WORK TASK -> Reproduce the whole listing that follows, exactly as it stands.

EXERCISE DATA ->
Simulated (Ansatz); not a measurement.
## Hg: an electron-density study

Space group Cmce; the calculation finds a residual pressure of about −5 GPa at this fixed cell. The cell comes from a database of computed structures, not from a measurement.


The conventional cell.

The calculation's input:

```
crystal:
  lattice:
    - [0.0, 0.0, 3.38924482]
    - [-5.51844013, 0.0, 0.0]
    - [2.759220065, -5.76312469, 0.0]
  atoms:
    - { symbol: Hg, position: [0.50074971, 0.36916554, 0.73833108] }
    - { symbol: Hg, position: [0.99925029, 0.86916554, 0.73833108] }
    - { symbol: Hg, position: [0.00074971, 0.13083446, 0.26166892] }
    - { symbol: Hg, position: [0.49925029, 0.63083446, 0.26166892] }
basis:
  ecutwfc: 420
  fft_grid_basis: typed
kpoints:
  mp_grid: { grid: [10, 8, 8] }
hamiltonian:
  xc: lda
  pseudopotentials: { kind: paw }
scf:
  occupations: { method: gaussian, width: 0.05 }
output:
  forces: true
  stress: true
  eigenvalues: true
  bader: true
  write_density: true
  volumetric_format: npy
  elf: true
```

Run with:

TASK SOLUTION ->
Simulated (Ansatz); not a measurement.
## Hg: an electron-density study

Space group Cmce; the calculation finds a residual pressure of about −5 GPa at this fixed cell. The cell comes from a database of computed structures, not from a measurement.


The conventional cell.

The calculation's input:

```
crystal:
  lattice:
    - [0.0, 0.0, 3.38924482]
    - [-5.51844013, 0.0, 0.0]
    - [2.759220065, -5.76312469, 0.0]
  atoms:
    - { symbol: Hg, position: [0.50074971, 0.36916554, 0.73833108] }
    - { symbol: Hg, position: [0.99925029, 0.86916554, 0.73833108] }
    - { symbol: Hg, position: [0.00074971, 0.13083446, 0.26166892] }
    - { symbol: Hg, position: [0.49925029, 0.63083446, 0.26166892] }
basis:
  ecutwfc: 420
  fft_grid_basis: typed
kpoints:
  mp_grid: { grid: [10, 8, 8] }
hamiltonian:
  xc: lda
  pseudopotentials: { kind: paw }
scf:
  occupations: { method: gaussian, width: 0.05 }
output:
  forces: true
  stress: true
  eigenvalues: true
  bader: true
  write_density: true
  volumetric_format: npy
  elf: true
```

Run with:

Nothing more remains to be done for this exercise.